## Work item
Could every line below be written out exactly as it appears?

==== Records supplied

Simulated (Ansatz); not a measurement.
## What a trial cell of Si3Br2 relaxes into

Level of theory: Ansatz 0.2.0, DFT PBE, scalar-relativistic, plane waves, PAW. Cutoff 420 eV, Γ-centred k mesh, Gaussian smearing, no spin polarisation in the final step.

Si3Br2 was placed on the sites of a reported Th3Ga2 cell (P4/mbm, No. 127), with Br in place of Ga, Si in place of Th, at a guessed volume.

========

## Written reply
Simulated (Ansatz); not a measurement.
## What a trial cell of Si3Br2 relaxes into

Level of theory: Ansatz 0.2.0, DFT PBE, scalar-relativistic, plane waves, PAW. Cutoff 420 eV, Γ-centred k mesh, Gaussian smearing, no spin polarisation in the final step.

Si3Br2 was placed on the sites of a reported Th3Ga2 cell (P4/mbm, No. 127), with Br in place of Ga, Si in place of Th, at a guessed volume.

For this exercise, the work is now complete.